Give the lines of the material verbatim, from the first line to the line with "Problem. Where does the relaxation end?", including both.

** Opening Excerpted records block **
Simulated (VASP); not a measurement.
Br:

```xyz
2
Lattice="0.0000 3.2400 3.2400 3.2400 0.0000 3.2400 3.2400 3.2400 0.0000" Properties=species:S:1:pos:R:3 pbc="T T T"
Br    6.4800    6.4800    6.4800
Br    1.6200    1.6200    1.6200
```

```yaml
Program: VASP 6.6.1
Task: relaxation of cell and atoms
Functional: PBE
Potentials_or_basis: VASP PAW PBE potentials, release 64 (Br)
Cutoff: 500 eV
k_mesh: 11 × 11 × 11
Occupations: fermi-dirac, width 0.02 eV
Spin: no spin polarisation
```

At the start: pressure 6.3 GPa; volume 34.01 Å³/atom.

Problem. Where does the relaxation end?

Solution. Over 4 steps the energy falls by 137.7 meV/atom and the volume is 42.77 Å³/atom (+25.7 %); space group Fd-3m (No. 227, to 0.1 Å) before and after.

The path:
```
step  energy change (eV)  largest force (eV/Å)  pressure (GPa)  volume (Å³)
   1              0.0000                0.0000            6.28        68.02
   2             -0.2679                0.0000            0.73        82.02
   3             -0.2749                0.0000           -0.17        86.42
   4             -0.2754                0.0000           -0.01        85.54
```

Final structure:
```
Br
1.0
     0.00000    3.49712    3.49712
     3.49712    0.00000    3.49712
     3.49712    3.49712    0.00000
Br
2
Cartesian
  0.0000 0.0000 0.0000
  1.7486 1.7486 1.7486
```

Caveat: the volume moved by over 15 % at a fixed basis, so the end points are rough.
** Closing Excerpted records block **

Response area:
Simulated (VASP); not a measurement.
Br:

```xyz
2
Lattice="0.0000 3.2400 3.2400 3.2400 0.0000 3.2400 3.2400 3.2400 0.0000" Properties=species:S:1:pos:R:3 pbc="T T T"
Br    6.4800    6.4800    6.4800
Br    1.6200    1.6200    1.6200
```

```yaml
Program: VASP 6.6.1
Task: relaxation of cell and atoms
Functional: PBE
Potentials_or_basis: VASP PAW PBE potentials, release 64 (Br)
Cutoff: 500 eV
k_mesh: 11 × 11 × 11
Occupations: fermi-dirac, width 0.02 eV
Spin: no spin polarisation
```

At the start: pressure 6.3 GPa; volume 34.01 Å³/atom.

Problem. Where does the relaxation end?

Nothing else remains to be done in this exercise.